▶ Required action: What is needed is an exact transcription of every record.

▶ Data records:
..........
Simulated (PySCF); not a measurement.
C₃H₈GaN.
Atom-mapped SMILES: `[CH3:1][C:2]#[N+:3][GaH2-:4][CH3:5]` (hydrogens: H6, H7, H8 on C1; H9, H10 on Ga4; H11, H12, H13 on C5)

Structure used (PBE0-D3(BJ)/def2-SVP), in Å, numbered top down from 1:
..........

▶ Exercise result:
Simulated (PySCF); not a measurement.
C₃H₈GaN.
Atom-mapped SMILES: `[CH3:1][C:2]#[N+:3][GaH2-:4][CH3:5]` (hydrogens: H6, H7, H8 on C1; H9, H10 on Ga4; H11, H12, H13 on C5)

Structure used (PBE0-D3(BJ)/def2-SVP), in Å, numbered top down from 1:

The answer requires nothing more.